○ ○ ○ ○

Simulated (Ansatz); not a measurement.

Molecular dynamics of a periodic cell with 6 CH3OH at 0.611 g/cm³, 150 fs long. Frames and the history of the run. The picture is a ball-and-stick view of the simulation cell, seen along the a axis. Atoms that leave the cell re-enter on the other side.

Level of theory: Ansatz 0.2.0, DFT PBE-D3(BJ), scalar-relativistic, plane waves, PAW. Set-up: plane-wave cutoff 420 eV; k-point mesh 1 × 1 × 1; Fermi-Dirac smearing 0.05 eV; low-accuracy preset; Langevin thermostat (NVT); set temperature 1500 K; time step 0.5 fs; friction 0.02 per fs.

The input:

○ ○ ○ ○

## Activity
Copy the listing in full. Match it word for word.

## Result
Simulated (Ansatz); not a measurement.

Molecular dynamics of a periodic cell with 6 CH3OH at 0.611 g/cm³, 150 fs long. Frames and the history of the run. The picture is a ball-and-stick view of the simulation cell, seen along the a axis. Atoms that leave the cell re-enter on the other side.

Level of theory: Ansatz 0.2.0, DFT PBE-D3(BJ), scalar-relativistic, plane waves, PAW. Set-up: plane-wave cutoff 420 eV; k-point mesh 1 × 1 × 1; Fermi-Dirac smearing 0.05 eV; low-accuracy preset; Langevin thermostat (NVT); set temperature 1500 K; time step 0.5 fs; friction 0.02 per fs.

The input:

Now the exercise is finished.